Reproduce the listing verbatim through the line with "### 1 The system".

........
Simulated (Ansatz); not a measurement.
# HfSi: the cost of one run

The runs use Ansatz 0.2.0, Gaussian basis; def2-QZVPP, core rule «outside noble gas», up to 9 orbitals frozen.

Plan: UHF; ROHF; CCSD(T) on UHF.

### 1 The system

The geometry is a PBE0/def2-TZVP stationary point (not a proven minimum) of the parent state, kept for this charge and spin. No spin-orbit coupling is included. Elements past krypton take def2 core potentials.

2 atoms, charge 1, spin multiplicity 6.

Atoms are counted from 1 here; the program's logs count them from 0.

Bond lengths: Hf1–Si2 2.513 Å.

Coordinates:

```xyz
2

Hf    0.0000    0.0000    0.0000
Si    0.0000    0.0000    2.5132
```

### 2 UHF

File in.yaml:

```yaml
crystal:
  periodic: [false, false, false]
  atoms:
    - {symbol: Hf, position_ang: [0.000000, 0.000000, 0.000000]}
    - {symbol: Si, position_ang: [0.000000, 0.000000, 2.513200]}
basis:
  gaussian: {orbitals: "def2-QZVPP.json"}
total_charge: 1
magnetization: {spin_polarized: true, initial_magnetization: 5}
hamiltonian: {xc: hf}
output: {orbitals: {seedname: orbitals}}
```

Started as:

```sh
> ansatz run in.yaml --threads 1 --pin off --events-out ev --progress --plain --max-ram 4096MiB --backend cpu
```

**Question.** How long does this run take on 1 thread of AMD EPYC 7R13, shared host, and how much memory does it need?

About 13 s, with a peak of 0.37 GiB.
........

## Written solution
Simulated (Ansatz); not a measurement.
# HfSi: the cost of one run

The runs use Ansatz 0.2.0, Gaussian basis; def2-QZVPP, core rule «outside noble gas», up to 9 orbitals frozen.

Plan: UHF; ROHF; CCSD(T) on UHF.

### 1 The system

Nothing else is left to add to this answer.